Work order: Every line from the one containing "Item | Value |" to the one containing "Its results: pressure -2.3 GPa." in the records below, both included, must be set down exactly, and no other line.

·····

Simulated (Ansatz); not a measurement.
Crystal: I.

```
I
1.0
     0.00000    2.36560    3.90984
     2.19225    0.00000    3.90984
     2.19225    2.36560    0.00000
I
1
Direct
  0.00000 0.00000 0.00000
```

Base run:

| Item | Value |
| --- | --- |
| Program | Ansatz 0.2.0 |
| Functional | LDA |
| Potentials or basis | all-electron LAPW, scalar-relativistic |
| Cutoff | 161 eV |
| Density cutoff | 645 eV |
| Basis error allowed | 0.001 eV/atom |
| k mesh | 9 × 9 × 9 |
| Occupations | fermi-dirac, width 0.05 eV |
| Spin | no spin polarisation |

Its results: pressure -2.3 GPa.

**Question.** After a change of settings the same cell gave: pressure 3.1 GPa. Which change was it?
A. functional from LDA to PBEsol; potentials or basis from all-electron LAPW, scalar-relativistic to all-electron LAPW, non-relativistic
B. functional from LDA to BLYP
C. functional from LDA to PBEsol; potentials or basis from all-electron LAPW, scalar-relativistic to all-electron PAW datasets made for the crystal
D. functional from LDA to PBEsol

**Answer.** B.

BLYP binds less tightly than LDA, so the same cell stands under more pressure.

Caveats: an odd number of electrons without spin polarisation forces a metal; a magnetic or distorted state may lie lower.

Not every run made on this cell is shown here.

·····

Solution:
| Item | Value |
| --- | --- |
| Program | Ansatz 0.2.0 |
| Functional | LDA |
| Potentials or basis | all-electron LAPW, scalar-relativistic |
| Cutoff | 161 eV |
| Density cutoff | 645 eV |
| Basis error allowed | 0.001 eV/atom |
| k mesh | 9 × 9 × 9 |
| Occupations | fermi-dirac, width 0.05 eV |
| Spin | no spin polarisation |

Its results: pressure -2.3 GPa.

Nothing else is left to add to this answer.